WORK INSTRUCTION – Exactly as they appear, restate the lines of the material, from the first through the one containing "Potentials or basis: SSSP 1.3 efficiency PBE.".

GIVEN INFORMATION –
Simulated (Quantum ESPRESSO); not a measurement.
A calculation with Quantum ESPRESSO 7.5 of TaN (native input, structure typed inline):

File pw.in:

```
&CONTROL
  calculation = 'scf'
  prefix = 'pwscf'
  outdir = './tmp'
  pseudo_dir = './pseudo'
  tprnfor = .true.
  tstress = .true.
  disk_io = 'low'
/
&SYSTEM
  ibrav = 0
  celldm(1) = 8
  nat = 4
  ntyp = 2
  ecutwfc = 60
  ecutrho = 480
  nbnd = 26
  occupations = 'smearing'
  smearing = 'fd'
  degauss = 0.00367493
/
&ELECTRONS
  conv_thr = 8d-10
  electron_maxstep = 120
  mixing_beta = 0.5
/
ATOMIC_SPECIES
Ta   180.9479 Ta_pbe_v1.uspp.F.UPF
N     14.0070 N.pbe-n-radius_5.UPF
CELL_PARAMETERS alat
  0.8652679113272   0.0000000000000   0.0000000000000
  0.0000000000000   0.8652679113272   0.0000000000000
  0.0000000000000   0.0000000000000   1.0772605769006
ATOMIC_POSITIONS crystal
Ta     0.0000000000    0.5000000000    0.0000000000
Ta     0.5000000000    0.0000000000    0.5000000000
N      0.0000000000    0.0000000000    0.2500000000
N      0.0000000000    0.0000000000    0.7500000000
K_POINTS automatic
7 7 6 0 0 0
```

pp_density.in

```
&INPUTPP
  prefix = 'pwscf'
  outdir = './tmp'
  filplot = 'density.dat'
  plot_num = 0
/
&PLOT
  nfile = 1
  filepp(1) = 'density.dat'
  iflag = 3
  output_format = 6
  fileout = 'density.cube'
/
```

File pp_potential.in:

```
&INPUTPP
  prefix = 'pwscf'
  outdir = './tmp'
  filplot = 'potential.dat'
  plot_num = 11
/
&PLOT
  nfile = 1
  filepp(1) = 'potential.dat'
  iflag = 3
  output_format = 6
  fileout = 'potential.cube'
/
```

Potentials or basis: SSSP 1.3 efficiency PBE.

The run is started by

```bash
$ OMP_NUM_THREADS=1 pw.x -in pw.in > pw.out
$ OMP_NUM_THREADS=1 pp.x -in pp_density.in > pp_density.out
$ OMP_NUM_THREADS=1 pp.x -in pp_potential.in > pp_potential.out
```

TASK ANSWER –
Simulated (Quantum ESPRESSO); not a measurement.
A calculation with Quantum ESPRESSO 7.5 of TaN (native input, structure typed inline):

File pw.in:

```
&CONTROL
  calculation = 'scf'
  prefix = 'pwscf'
  outdir = './tmp'
  pseudo_dir = './pseudo'
  tprnfor = .true.
  tstress = .true.
  disk_io = 'low'
/
&SYSTEM
  ibrav = 0
  celldm(1) = 8
  nat = 4
  ntyp = 2
  ecutwfc = 60
  ecutrho = 480
  nbnd = 26
  occupations = 'smearing'
  smearing = 'fd'
  degauss = 0.00367493
/
&ELECTRONS
  conv_thr = 8d-10
  electron_maxstep = 120
  mixing_beta = 0.5
/
ATOMIC_SPECIES
Ta   180.9479 Ta_pbe_v1.uspp.F.UPF
N     14.0070 N.pbe-n-radius_5.UPF
CELL_PARAMETERS alat
  0.8652679113272   0.0000000000000   0.0000000000000
  0.0000000000000   0.8652679113272   0.0000000000000
  0.0000000000000   0.0000000000000   1.0772605769006
ATOMIC_POSITIONS crystal
Ta     0.0000000000    0.5000000000    0.0000000000
Ta     0.5000000000    0.0000000000    0.5000000000
N      0.0000000000    0.0000000000    0.2500000000
N      0.0000000000    0.0000000000    0.7500000000
K_POINTS automatic
7 7 6 0 0 0
```

pp_density.in

```
&INPUTPP
  prefix = 'pwscf'
  outdir = './tmp'
  filplot = 'density.dat'
  plot_num = 0
/
&PLOT
  nfile = 1
  filepp(1) = 'density.dat'
  iflag = 3
  output_format = 6
  fileout = 'density.cube'
/
```

File pp_potential.in:

```
&INPUTPP
  prefix = 'pwscf'
  outdir = './tmp'
  filplot = 'potential.dat'
  plot_num = 11
/
&PLOT
  nfile = 1
  filepp(1) = 'potential.dat'
  iflag = 3
  output_format = 6
  fileout = 'potential.cube'
/
```

Potentials or basis: SSSP 1.3 efficiency PBE.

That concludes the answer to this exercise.